**Exercise**
The records follow. Print, word for word, the first line through the "Stack: dielectric on an interlayer." line.

⟨

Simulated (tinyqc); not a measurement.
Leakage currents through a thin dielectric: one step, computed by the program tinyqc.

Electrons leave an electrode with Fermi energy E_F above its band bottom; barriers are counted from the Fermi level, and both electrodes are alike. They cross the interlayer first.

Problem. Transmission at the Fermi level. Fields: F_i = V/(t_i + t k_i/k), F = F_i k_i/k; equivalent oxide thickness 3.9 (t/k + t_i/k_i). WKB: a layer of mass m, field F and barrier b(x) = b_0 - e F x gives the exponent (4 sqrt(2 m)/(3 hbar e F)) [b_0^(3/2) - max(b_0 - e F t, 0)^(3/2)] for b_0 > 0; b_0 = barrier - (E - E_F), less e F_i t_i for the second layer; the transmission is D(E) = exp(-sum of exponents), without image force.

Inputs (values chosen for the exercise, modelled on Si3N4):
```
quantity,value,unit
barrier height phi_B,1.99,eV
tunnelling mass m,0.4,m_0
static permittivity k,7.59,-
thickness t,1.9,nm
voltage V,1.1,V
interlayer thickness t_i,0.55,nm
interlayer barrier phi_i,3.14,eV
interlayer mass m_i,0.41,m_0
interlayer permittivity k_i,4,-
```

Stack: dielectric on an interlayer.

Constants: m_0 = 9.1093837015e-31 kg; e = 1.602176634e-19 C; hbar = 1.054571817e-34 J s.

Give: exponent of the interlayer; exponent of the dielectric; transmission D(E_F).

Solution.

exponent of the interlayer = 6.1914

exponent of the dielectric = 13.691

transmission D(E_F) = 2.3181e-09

⟩

**Task response**
Simulated (tinyqc); not a measurement.
Leakage currents through a thin dielectric: one step, computed by the program tinyqc.

Electrons leave an electrode with Fermi energy E_F above its band bottom; barriers are counted from the Fermi level, and both electrodes are alike. They cross the interlayer first.

Problem. Transmission at the Fermi level. Fields: F_i = V/(t_i + t k_i/k), F = F_i k_i/k; equivalent oxide thickness 3.9 (t/k + t_i/k_i). WKB: a layer of mass m, field F and barrier b(x) = b_0 - e F x gives the exponent (4 sqrt(2 m)/(3 hbar e F)) [b_0^(3/2) - max(b_0 - e F t, 0)^(3/2)] for b_0 > 0; b_0 = barrier - (E - E_F), less e F_i t_i for the second layer; the transmission is D(E) = exp(-sum of exponents), without image force.

Inputs (values chosen for the exercise, modelled on Si3N4):
```
quantity,value,unit
barrier height phi_B,1.99,eV
tunnelling mass m,0.4,m_0
static permittivity k,7.59,-
thickness t,1.9,nm
voltage V,1.1,V
interlayer thickness t_i,0.55,nm
interlayer barrier phi_i,3.14,eV
interlayer mass m_i,0.41,m_0
interlayer permittivity k_i,4,-
```

Stack: dielectric on an interlayer.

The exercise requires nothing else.